## Work order
Each record is to be reproduced verbatim.

## Record set
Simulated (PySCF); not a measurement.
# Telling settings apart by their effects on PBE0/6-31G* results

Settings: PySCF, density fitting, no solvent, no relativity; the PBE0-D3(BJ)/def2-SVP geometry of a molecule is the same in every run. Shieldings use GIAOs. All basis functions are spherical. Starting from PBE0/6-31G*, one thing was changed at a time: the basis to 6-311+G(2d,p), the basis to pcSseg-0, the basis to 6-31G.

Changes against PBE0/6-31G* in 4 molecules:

## Response area
Simulated (PySCF); not a measurement.
# Telling settings apart by their effects on PBE0/6-31G* results

Settings: PySCF, density fitting, no solvent, no relativity; the PBE0-D3(BJ)/def2-SVP geometry of a molecule is the same in every run. Shieldings use GIAOs. All basis functions are spherical. Starting from PBE0/6-31G*, one thing was changed at a time: the basis to 6-311+G(2d,p), the basis to pcSseg-0, the basis to 6-31G.

Changes against PBE0/6-31G* in 4 molecules:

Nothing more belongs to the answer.